§ **Provided material**

● ● ● ● ●

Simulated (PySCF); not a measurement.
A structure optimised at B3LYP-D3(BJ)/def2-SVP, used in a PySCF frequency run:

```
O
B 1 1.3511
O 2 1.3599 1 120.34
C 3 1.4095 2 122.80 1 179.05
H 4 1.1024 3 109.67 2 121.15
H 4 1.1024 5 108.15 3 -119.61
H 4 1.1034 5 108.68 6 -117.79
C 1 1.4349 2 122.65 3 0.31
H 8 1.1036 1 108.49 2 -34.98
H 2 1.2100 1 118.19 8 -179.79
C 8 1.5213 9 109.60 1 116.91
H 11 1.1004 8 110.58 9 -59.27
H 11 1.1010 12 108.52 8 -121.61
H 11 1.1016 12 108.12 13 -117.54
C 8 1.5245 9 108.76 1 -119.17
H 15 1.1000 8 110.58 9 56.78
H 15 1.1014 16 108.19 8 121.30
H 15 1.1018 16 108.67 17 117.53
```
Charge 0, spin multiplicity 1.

● ● ● ● ●

§ **Exercise**
The material above must be written out again in full, exactly.

§ **Your solution**
Simulated (PySCF); not a measurement.
A structure optimised at B3LYP-D3(BJ)/def2-SVP, used in a PySCF frequency run:

```
O
B 1 1.3511
O 2 1.3599 1 120.34
C 3 1.4095 2 122.80 1 179.05
H 4 1.1024 3 109.67 2 121.15
H 4 1.1024 5 108.15 3 -119.61
H 4 1.1034 5 108.68 6 -117.79
C 1 1.4349 2 122.65 3 0.31
H 8 1.1036 1 108.49 2 -34.98
H 2 1.2100 1 118.19 8 -179.79
C 8 1.5213 9 109.60 1 116.91
H 11 1.1004 8 110.58 9 -59.27
H 11 1.1010 12 108.52 8 -121.61
H 11 1.1016 12 108.12 13 -117.54
C 8 1.5245 9 108.76 1 -119.17
H 15 1.1000 8 110.58 9 56.78
H 15 1.1014 16 108.19 8 121.30
H 15 1.1018 16 108.67 17 117.53
```
Charge 0, spin multiplicity 1.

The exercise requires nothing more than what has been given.